# WORK INSTRUCTION
Give again only those lines from the start of the entries through the line holding "Output of a", leaving them as they are.

# MATERIAL SUPPLIED
=== Begin Enclosure ===

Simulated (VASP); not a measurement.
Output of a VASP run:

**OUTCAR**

=== End Enclosure ===

# TASK RESULT
Simulated (VASP); not a measurement.
Output of a VASP run:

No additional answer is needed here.